--- START ---
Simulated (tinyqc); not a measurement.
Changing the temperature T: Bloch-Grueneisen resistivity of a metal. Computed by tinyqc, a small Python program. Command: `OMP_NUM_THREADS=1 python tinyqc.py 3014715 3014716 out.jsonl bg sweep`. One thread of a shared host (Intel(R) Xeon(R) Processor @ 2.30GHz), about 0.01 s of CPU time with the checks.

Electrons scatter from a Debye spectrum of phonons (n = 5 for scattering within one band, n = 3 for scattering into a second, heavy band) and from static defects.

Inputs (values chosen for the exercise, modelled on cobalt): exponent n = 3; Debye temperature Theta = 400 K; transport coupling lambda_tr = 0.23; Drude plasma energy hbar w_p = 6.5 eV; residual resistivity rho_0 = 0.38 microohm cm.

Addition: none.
--- END ---

• Assignment:
Your task is to write out every record exactly.

• Exercise output:
Simulated (tinyqc); not a measurement.
Changing the temperature T: Bloch-Grueneisen resistivity of a metal. Computed by tinyqc, a small Python program. Command: `OMP_NUM_THREADS=1 python tinyqc.py 3014715 3014716 out.jsonl bg sweep`. One thread of a shared host (Intel(R) Xeon(R) Processor @ 2.30GHz), about 0.01 s of CPU time with the checks.

Electrons scatter from a Debye spectrum of phonons (n = 5 for scattering within one band, n = 3 for scattering into a second, heavy band) and from static defects.

Inputs (values chosen for the exercise, modelled on cobalt): exponent n = 3; Debye temperature Theta = 400 K; transport coupling lambda_tr = 0.23; Drude plasma energy hbar w_p = 6.5 eV; residual resistivity rho_0 = 0.38 microohm cm.

Addition: none.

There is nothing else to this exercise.